[Assigned task] Below are the records; give again exactly the line with "3. Thermal vibrational", the line with "4. The 4 free", and each line that lies between them, and nothing besides.

[Data records]
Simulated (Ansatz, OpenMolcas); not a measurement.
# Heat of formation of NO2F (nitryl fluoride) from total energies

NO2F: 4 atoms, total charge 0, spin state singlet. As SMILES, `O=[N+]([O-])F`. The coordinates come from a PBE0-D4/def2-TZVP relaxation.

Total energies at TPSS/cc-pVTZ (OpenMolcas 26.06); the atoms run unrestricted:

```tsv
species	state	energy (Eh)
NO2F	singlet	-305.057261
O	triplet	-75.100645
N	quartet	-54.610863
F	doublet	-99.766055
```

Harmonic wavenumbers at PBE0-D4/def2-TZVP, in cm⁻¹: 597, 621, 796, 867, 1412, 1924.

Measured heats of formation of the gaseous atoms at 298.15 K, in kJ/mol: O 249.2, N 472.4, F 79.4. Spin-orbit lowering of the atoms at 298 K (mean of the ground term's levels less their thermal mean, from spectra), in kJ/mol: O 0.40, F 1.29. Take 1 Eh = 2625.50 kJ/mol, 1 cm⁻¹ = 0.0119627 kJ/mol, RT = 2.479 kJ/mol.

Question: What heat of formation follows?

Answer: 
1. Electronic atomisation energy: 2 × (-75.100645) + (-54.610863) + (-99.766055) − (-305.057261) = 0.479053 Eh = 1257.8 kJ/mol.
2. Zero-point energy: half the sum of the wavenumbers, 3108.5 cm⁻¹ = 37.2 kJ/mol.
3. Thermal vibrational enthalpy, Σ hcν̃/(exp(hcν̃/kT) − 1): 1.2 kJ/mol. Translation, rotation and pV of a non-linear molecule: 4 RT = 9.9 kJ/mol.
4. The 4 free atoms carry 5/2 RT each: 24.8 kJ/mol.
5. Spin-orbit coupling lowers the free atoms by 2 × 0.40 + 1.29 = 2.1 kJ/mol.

[Answer area]
3. Thermal vibrational enthalpy, Σ hcν̃/(exp(hcν̃/kT) − 1): 1.2 kJ/mol. Translation, rotation and pV of a non-linear molecule: 4 RT = 9.9 kJ/mol.
4. The 4 free atoms carry 5/2 RT each: 24.8 kJ/mol.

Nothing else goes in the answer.